## Excerpted records:
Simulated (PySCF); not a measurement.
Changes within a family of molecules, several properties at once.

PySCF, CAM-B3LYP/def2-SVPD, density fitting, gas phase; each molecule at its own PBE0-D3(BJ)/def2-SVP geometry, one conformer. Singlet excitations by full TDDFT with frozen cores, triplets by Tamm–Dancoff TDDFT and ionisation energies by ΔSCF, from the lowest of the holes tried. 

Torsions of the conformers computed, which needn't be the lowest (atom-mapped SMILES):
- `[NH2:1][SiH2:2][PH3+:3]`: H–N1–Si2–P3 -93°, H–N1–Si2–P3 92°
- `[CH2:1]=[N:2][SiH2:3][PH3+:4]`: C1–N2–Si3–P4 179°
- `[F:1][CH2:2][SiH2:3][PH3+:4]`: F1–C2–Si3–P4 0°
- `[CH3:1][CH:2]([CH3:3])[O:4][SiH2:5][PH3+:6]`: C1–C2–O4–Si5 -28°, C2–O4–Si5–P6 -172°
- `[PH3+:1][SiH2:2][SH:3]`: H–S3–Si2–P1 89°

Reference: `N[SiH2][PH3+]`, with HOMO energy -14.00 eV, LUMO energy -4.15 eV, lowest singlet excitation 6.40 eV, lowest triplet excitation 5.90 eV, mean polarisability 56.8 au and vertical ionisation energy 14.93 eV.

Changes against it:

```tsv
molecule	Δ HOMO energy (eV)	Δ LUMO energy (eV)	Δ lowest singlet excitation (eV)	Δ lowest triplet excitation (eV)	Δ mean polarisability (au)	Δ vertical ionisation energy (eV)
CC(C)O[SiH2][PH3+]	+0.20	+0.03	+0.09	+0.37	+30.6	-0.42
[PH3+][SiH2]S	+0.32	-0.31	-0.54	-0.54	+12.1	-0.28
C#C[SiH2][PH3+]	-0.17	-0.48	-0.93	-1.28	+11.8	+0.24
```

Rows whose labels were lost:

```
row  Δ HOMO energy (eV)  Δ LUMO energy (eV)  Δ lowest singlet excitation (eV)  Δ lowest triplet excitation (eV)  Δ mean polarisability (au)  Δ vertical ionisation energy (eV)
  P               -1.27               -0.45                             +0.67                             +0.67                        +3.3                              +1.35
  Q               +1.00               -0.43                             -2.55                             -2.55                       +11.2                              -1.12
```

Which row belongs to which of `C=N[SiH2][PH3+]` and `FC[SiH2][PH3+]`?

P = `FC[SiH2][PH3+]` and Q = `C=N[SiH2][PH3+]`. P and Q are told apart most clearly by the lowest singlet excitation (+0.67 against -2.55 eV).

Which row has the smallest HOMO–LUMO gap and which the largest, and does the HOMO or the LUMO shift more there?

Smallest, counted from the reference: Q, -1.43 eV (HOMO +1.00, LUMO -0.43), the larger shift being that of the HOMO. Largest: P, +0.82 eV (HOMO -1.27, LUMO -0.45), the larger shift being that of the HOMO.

## Work instruction:
Lines after the one containing "Changes within a" are not wanted; repeat exactly each line above from the first up to and including it.

## Solution:
Simulated (PySCF); not a measurement.
Changes within a family of molecules, several properties at once.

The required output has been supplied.